##### Extracted records #####
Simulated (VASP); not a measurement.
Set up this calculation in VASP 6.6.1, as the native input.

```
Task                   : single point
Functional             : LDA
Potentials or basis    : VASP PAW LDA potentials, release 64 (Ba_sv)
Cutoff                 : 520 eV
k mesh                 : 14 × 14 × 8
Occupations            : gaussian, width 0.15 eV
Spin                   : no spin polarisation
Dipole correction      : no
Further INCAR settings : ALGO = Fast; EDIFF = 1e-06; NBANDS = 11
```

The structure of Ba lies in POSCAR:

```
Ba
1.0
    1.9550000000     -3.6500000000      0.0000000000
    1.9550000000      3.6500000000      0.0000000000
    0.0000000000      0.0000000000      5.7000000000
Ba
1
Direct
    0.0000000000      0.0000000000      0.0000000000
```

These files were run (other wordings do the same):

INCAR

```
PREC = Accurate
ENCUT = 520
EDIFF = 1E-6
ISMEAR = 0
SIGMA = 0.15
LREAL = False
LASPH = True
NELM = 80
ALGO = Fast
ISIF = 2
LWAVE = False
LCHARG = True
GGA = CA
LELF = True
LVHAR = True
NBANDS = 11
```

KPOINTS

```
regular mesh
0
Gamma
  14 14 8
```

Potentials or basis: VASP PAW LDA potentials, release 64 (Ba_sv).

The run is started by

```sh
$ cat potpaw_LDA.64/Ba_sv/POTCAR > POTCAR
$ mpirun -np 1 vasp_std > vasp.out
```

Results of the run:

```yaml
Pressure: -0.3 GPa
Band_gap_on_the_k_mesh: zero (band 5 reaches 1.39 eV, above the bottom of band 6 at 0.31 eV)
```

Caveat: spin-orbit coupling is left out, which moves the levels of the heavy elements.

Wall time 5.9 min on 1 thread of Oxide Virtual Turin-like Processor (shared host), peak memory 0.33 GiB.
#####

Task item>
Each line from the start of the listing above through the line containing "Caveat: spin-orbit coupling" must be reproduced exactly. Leave out the rest.

Your solution>
Simulated (VASP); not a measurement.
Set up this calculation in VASP 6.6.1, as the native input.

```
Task                   : single point
Functional             : LDA
Potentials or basis    : VASP PAW LDA potentials, release 64 (Ba_sv)
Cutoff                 : 520 eV
k mesh                 : 14 × 14 × 8
Occupations            : gaussian, width 0.15 eV
Spin                   : no spin polarisation
Dipole correction      : no
Further INCAR settings : ALGO = Fast; EDIFF = 1e-06; NBANDS = 11
```

The structure of Ba lies in POSCAR:

```
Ba
1.0
    1.9550000000     -3.6500000000      0.0000000000
    1.9550000000      3.6500000000      0.0000000000
    0.0000000000      0.0000000000      5.7000000000
Ba
1
Direct
    0.0000000000      0.0000000000      0.0000000000
```

These files were run (other wordings do the same):

INCAR

```
PREC = Accurate
ENCUT = 520
EDIFF = 1E-6
ISMEAR = 0
SIGMA = 0.15
LREAL = False
LASPH = True
NELM = 80
ALGO = Fast
ISIF = 2
LWAVE = False
LCHARG = True
GGA = CA
LELF = True
LVHAR = True
NBANDS = 11
```

KPOINTS

```
regular mesh
0
Gamma
  14 14 8
```

Potentials or basis: VASP PAW LDA potentials, release 64 (Ba_sv).

The run is started by

```sh
$ cat potpaw_LDA.64/Ba_sv/POTCAR > POTCAR
$ mpirun -np 1 vasp_std > vasp.out
```

Results of the run:

```yaml
Pressure: -0.3 GPa
Band_gap_on_the_k_mesh: zero (band 5 reaches 1.39 eV, above the bottom of band 6 at 0.31 eV)
```

Caveat: spin-orbit coupling is left out, which moves the levels of the heavy elements.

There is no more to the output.